RECORDS SHOWN:
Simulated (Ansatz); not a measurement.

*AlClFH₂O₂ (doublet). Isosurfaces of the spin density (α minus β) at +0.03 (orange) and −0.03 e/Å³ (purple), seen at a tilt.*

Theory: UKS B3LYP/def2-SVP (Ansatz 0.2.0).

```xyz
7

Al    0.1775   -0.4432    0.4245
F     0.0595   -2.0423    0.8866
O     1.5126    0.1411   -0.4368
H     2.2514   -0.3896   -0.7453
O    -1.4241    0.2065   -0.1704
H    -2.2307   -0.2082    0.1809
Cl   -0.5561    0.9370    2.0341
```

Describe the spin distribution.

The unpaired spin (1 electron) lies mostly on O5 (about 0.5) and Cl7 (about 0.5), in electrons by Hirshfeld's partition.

EXERCISE: The expected output is exactly the lines of the listing above between the line holding "at a tilt.*" and the line holding "Describe the spin distribution.", inclusive.

WRITTEN RESPONSE:
*AlClFH₂O₂ (doublet). Isosurfaces of the spin density (α minus β) at +0.03 (orange) and −0.03 e/Å³ (purple), seen at a tilt.*

Theory: UKS B3LYP/def2-SVP (Ansatz 0.2.0).

```xyz
7

Al    0.1775   -0.4432    0.4245
F     0.0595   -2.0423    0.8866
O     1.5126    0.1411   -0.4368
H     2.2514   -0.3896   -0.7453
O    -1.4241    0.2065   -0.1704
H    -2.2307   -0.2082    0.1809
Cl   -0.5561    0.9370    2.0341
```

Describe the spin distribution.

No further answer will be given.